**Data records**
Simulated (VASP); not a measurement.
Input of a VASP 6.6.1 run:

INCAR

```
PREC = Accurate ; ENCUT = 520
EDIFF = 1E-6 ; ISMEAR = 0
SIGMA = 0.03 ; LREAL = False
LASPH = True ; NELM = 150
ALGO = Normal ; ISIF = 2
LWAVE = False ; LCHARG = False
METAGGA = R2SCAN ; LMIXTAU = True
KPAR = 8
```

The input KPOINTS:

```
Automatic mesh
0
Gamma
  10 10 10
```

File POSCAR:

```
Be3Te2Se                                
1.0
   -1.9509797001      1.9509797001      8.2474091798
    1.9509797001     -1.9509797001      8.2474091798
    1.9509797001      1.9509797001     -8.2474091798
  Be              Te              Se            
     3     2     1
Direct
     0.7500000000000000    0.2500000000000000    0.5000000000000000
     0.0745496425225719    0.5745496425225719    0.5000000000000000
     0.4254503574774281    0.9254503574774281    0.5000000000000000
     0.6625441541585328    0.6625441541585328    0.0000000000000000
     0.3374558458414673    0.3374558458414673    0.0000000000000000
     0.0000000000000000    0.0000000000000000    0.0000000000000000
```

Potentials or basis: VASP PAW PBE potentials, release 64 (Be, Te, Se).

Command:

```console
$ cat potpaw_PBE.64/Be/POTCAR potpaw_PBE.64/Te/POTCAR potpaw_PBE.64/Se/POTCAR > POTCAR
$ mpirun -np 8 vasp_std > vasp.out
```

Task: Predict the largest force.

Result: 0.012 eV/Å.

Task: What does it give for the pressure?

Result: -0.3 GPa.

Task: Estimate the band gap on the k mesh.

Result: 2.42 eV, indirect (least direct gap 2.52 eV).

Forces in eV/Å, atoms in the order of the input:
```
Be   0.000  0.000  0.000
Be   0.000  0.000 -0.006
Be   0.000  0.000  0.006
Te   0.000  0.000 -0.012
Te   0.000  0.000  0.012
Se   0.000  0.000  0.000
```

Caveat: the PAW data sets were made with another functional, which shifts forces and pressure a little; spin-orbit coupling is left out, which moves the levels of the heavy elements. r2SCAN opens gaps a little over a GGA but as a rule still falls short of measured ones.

**Exercise**
Each line from the first line of the entries up to and including the line containing "Task: Estimate the band gap on the k mesh." should be transcribed exactly, with all other lines left out.

**Task result**
Simulated (VASP); not a measurement.
Input of a VASP 6.6.1 run:

INCAR

```
PREC = Accurate ; ENCUT = 520
EDIFF = 1E-6 ; ISMEAR = 0
SIGMA = 0.03 ; LREAL = False
LASPH = True ; NELM = 150
ALGO = Normal ; ISIF = 2
LWAVE = False ; LCHARG = False
METAGGA = R2SCAN ; LMIXTAU = True
KPAR = 8
```

The input KPOINTS:

```
Automatic mesh
0
Gamma
  10 10 10
```

File POSCAR:

```
Be3Te2Se                                
1.0
   -1.9509797001      1.9509797001      8.2474091798
    1.9509797001     -1.9509797001      8.2474091798
    1.9509797001      1.9509797001     -8.2474091798
  Be              Te              Se            
     3     2     1
Direct
     0.7500000000000000    0.2500000000000000    0.5000000000000000
     0.0745496425225719    0.5745496425225719    0.5000000000000000
     0.4254503574774281    0.9254503574774281    0.5000000000000000
     0.6625441541585328    0.6625441541585328    0.0000000000000000
     0.3374558458414673    0.3374558458414673    0.0000000000000000
     0.0000000000000000    0.0000000000000000    0.0000000000000000
```

Potentials or basis: VASP PAW PBE potentials, release 64 (Be, Te, Se).

Command:

```console
$ cat potpaw_PBE.64/Be/POTCAR potpaw_PBE.64/Te/POTCAR potpaw_PBE.64/Se/POTCAR > POTCAR
$ mpirun -np 8 vasp_std > vasp.out
```

Task: Predict the largest force.

Result: 0.012 eV/Å.

Task: What does it give for the pressure?

Result: -0.3 GPa.

Task: Estimate the band gap on the k mesh.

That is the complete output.